▸ **Extracted material**
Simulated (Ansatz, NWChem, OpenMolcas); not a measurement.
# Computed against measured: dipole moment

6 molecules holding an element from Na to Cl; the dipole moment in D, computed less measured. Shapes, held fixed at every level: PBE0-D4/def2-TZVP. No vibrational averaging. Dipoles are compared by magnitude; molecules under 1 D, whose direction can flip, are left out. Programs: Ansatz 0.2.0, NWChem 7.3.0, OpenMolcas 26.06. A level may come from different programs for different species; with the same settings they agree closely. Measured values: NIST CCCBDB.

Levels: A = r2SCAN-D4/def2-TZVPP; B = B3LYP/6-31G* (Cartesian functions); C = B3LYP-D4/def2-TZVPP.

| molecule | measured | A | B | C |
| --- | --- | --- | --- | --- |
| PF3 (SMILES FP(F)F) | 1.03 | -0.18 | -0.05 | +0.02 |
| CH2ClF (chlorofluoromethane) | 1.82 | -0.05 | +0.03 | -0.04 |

▸ **Exercise**
Copy out, word for word, the part of the entries above that begins at the line with "measured | A | B | C |" and ends at the line with "-0.05 | +0.02 |", including both.

▸ **Exercise output**
| molecule | measured | A | B | C |
| --- | --- | --- | --- | --- |
| PF3 (SMILES FP(F)F) | 1.03 | -0.18 | -0.05 | +0.02 |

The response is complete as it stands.